**Supplied entries:**
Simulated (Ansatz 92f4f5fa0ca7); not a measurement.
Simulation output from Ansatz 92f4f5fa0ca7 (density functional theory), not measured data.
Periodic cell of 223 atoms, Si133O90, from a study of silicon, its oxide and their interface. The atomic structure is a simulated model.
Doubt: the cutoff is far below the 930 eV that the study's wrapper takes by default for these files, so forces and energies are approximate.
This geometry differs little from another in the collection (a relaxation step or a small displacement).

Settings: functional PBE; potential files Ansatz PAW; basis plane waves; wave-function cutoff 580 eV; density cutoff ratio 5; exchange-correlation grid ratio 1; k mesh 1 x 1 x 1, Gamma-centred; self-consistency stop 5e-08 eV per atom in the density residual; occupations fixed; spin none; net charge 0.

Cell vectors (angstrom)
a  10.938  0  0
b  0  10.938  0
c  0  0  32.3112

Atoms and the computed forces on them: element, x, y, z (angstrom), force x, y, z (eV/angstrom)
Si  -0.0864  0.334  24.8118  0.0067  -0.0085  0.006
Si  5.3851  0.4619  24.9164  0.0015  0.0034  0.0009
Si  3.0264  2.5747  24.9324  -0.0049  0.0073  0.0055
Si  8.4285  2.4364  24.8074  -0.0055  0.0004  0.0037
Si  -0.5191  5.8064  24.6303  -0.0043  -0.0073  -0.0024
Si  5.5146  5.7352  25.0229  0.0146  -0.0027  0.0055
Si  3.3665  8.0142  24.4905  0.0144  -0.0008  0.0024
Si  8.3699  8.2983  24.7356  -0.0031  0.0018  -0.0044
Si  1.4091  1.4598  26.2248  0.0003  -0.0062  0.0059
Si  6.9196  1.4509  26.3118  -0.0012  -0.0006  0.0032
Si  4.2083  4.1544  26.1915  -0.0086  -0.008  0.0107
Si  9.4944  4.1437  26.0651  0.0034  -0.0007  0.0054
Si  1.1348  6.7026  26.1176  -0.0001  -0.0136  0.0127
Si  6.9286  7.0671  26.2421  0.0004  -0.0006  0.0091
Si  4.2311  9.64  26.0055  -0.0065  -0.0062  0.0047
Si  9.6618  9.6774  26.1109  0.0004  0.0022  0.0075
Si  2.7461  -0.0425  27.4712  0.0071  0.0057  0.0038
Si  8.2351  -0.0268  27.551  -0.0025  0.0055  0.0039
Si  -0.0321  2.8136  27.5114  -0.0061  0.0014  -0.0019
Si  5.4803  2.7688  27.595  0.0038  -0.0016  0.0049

**Work item:** Your answer must be the lines from the first line of the records through the line containing "Settings: functional PBE;", copied exactly.

**Problem solution:**
Simulated (Ansatz 92f4f5fa0ca7); not a measurement.
Simulation output from Ansatz 92f4f5fa0ca7 (density functional theory), not measured data.
Periodic cell of 223 atoms, Si133O90, from a study of silicon, its oxide and their interface. The atomic structure is a simulated model.
Doubt: the cutoff is far below the 930 eV that the study's wrapper takes by default for these files, so forces and energies are approximate.
This geometry differs little from another in the collection (a relaxation step or a small displacement).

Settings: functional PBE; potential files Ansatz PAW; basis plane waves; wave-function cutoff 580 eV; density cutoff ratio 5; exchange-correlation grid ratio 1; k mesh 1 x 1 x 1, Gamma-centred; self-consistency stop 5e-08 eV per atom in the density residual; occupations fixed; spin none; net charge 0.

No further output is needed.